Requirement — Exactly as they appear, restate the lines of the material, from the first through the one containing "Potentials or basis: Ansatz PAW.".

= = = = =

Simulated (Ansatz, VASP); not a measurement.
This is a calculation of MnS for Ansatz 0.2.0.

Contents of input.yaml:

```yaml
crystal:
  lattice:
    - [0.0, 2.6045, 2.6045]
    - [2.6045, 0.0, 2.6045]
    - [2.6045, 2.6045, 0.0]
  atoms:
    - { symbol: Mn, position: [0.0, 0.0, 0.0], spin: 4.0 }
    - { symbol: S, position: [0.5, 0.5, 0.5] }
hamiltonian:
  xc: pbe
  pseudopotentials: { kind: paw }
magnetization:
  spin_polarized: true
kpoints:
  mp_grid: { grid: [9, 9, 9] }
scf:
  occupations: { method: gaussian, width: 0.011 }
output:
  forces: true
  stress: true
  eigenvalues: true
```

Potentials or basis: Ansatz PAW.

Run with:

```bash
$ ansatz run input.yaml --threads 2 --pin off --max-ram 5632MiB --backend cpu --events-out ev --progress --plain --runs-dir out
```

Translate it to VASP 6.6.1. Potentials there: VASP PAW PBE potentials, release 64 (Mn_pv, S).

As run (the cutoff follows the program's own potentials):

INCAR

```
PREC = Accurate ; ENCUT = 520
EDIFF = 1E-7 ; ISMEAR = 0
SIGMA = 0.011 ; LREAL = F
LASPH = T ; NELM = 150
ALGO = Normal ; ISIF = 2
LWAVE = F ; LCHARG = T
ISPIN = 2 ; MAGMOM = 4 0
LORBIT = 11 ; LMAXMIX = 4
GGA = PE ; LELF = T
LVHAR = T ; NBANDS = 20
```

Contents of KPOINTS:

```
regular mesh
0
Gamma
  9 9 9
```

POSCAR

= = = = =

Exercise solution —
Simulated (Ansatz, VASP); not a measurement.
This is a calculation of MnS for Ansatz 0.2.0.

Contents of input.yaml:

```yaml
crystal:
  lattice:
    - [0.0, 2.6045, 2.6045]
    - [2.6045, 0.0, 2.6045]
    - [2.6045, 2.6045, 0.0]
  atoms:
    - { symbol: Mn, position: [0.0, 0.0, 0.0], spin: 4.0 }
    - { symbol: S, position: [0.5, 0.5, 0.5] }
hamiltonian:
  xc: pbe
  pseudopotentials: { kind: paw }
magnetization:
  spin_polarized: true
kpoints:
  mp_grid: { grid: [9, 9, 9] }
scf:
  occupations: { method: gaussian, width: 0.011 }
output:
  forces: true
  stress: true
  eigenvalues: true
```

Potentials or basis: Ansatz PAW.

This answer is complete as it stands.